→ Requirement
Give again, exactly as written, each line of the material below starting at the line that contains "Potential energy curve" and ending at the line that contains "Energies in mEh.". Both ends count, and no other line does.

------------------------------------------------

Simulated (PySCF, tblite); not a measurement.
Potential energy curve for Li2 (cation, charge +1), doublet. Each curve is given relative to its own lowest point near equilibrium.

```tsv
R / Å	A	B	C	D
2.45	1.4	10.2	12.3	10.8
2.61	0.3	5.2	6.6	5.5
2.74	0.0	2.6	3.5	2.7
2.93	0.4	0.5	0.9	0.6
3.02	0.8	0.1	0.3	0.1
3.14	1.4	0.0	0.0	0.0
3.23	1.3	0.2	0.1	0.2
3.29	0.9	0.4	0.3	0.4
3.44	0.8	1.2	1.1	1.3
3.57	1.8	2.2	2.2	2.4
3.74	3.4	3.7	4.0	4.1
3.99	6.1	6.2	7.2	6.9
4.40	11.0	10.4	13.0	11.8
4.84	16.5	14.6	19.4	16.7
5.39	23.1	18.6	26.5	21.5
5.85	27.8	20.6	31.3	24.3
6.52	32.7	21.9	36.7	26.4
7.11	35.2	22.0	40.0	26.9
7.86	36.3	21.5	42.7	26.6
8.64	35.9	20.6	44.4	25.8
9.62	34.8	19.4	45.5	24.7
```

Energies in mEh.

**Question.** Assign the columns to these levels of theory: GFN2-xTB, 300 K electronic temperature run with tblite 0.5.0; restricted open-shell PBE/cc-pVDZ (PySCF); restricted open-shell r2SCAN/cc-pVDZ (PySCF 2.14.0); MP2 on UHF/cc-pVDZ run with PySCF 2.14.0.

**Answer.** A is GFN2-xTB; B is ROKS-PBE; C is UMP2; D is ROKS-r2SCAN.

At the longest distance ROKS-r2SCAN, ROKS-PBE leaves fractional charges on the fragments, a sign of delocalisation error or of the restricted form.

------------------------------------------------

→ Response
Potential energy curve for Li2 (cation, charge +1), doublet. Each curve is given relative to its own lowest point near equilibrium.

```tsv
R / Å	A	B	C	D
2.45	1.4	10.2	12.3	10.8
2.61	0.3	5.2	6.6	5.5
2.74	0.0	2.6	3.5	2.7
2.93	0.4	0.5	0.9	0.6
3.02	0.8	0.1	0.3	0.1
3.14	1.4	0.0	0.0	0.0
3.23	1.3	0.2	0.1	0.2
3.29	0.9	0.4	0.3	0.4
3.44	0.8	1.2	1.1	1.3
3.57	1.8	2.2	2.2	2.4
3.74	3.4	3.7	4.0	4.1
3.99	6.1	6.2	7.2	6.9
4.40	11.0	10.4	13.0	11.8
4.84	16.5	14.6	19.4	16.7
5.39	23.1	18.6	26.5	21.5
5.85	27.8	20.6	31.3	24.3
6.52	32.7	21.9	36.7	26.4
7.11	35.2	22.0	40.0	26.9
7.86	36.3	21.5	42.7	26.6
8.64	35.9	20.6	44.4	25.8
9.62	34.8	19.4	45.5	24.7
```

Energies in mEh.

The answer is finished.